§ **Work task**
Once you reach the line containing "Result: gap on" in the entries below, write out that line and each one after it down to the line containing "Site moments also", exactly and with nothing added.

§ **Extracted entries**
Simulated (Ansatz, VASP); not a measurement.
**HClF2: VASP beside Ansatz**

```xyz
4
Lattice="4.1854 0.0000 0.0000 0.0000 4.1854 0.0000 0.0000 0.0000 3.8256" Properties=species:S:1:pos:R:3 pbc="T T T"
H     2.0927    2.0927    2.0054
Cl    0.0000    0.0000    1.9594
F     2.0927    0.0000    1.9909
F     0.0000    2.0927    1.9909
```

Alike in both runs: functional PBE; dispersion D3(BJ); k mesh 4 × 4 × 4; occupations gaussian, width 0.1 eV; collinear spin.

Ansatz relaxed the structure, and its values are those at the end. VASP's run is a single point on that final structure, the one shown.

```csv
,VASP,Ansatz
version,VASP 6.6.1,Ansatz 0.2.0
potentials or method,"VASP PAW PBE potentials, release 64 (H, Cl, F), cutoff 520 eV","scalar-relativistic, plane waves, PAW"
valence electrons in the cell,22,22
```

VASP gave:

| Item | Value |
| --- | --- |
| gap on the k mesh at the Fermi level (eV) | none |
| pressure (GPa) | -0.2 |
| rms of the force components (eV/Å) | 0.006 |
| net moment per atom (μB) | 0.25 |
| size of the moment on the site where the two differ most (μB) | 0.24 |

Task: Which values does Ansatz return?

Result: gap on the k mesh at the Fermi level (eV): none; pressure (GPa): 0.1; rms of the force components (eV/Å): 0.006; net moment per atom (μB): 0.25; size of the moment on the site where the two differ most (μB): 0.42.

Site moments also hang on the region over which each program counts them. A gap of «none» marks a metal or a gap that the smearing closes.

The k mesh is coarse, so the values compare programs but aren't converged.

§ **Answer section**
Result: gap on the k mesh at the Fermi level (eV): none; pressure (GPa): 0.1; rms of the force components (eV/Å): 0.006; net moment per atom (μB): 0.25; size of the moment on the site where the two differ most (μB): 0.42.

Site moments also hang on the region over which each program counts them. A gap of «none» marks a metal or a gap that the smearing closes.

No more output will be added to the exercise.